**Work instruction**
Transcribe the records word for word, beginning with the first line and ending with the line that contains "## 1. The cell of the first run"; include nothing else.

**Information**
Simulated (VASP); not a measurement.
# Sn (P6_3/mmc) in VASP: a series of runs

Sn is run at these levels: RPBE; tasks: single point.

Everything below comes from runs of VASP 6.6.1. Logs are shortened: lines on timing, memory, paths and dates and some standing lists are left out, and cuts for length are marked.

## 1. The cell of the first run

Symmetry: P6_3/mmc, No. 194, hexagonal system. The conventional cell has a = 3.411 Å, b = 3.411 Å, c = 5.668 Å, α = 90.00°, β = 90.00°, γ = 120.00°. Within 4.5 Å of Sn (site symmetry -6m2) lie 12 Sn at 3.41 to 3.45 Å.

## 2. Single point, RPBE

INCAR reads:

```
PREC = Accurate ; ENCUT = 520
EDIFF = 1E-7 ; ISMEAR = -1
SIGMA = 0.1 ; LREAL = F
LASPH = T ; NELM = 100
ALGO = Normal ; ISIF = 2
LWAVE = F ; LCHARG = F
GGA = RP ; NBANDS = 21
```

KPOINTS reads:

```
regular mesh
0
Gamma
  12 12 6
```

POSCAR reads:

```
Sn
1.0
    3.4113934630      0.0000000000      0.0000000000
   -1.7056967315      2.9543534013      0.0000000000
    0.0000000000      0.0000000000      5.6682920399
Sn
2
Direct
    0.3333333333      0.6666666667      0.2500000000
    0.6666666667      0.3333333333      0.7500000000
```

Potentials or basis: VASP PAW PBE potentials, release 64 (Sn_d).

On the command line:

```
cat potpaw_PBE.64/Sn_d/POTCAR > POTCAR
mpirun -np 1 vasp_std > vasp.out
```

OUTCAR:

**Problem solution**
Simulated (VASP); not a measurement.
# Sn (P6_3/mmc) in VASP: a series of runs

Sn is run at these levels: RPBE; tasks: single point.

Everything below comes from runs of VASP 6.6.1. Logs are shortened: lines on timing, memory, paths and dates and some standing lists are left out, and cuts for length are marked.

## 1. The cell of the first run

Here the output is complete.